:::

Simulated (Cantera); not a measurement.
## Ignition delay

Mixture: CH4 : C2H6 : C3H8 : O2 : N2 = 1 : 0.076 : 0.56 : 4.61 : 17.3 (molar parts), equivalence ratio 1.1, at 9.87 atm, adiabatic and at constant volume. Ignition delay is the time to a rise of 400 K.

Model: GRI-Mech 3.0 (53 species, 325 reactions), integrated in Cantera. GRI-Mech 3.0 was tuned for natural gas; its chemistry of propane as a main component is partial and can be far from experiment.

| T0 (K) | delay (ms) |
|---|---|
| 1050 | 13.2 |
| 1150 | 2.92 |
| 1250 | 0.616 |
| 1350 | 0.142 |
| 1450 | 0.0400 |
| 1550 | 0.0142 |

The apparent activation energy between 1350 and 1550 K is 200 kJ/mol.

:::

Action item:
The listing above must be written out again in its entirety, exactly as given.

Expected answer:
Simulated (Cantera); not a measurement.
## Ignition delay

Mixture: CH4 : C2H6 : C3H8 : O2 : N2 = 1 : 0.076 : 0.56 : 4.61 : 17.3 (molar parts), equivalence ratio 1.1, at 9.87 atm, adiabatic and at constant volume. Ignition delay is the time to a rise of 400 K.

Model: GRI-Mech 3.0 (53 species, 325 reactions), integrated in Cantera. GRI-Mech 3.0 was tuned for natural gas; its chemistry of propane as a main component is partial and can be far from experiment.

| T0 (K) | delay (ms) |
|---|---|
| 1050 | 13.2 |
| 1150 | 2.92 |
| 1250 | 0.616 |
| 1350 | 0.142 |
| 1450 | 0.0400 |
| 1550 | 0.0142 |

The apparent activation energy between 1350 and 1550 K is 200 kJ/mol.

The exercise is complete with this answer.